> _Records shown_
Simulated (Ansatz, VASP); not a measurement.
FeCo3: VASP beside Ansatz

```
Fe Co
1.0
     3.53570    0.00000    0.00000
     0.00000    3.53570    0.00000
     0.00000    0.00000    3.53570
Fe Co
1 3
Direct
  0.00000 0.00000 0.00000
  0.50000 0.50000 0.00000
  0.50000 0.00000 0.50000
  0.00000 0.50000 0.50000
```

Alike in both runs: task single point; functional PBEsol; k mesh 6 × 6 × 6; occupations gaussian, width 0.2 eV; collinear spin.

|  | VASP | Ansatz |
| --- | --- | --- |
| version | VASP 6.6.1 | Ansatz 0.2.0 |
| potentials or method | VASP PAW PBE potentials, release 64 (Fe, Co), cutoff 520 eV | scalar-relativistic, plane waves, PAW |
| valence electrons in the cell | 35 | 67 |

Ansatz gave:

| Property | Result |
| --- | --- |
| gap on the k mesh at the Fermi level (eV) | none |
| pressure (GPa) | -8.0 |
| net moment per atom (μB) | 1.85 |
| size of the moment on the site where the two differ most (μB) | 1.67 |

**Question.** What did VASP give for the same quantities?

> _Brief_
All of the entries should be transcribed exactly as they appear.

> _Your response_
Simulated (Ansatz, VASP); not a measurement.
FeCo3: VASP beside Ansatz

```
Fe Co
1.0
     3.53570    0.00000    0.00000
     0.00000    3.53570    0.00000
     0.00000    0.00000    3.53570
Fe Co
1 3
Direct
  0.00000 0.00000 0.00000
  0.50000 0.50000 0.00000
  0.50000 0.00000 0.50000
  0.00000 0.50000 0.50000
```

Alike in both runs: task single point; functional PBEsol; k mesh 6 × 6 × 6; occupations gaussian, width 0.2 eV; collinear spin.

|  | VASP | Ansatz |
| --- | --- | --- |
| version | VASP 6.6.1 | Ansatz 0.2.0 |
| potentials or method | VASP PAW PBE potentials, release 64 (Fe, Co), cutoff 520 eV | scalar-relativistic, plane waves, PAW |
| valence electrons in the cell | 35 | 67 |

Ansatz gave:

| Property | Result |
| --- | --- |
| gap on the k mesh at the Fermi level (eV) | none |
| pressure (GPa) | -8.0 |
| net moment per atom (μB) | 1.85 |
| size of the moment on the site where the two differ most (μB) | 1.67 |

**Question.** What did VASP give for the same quantities?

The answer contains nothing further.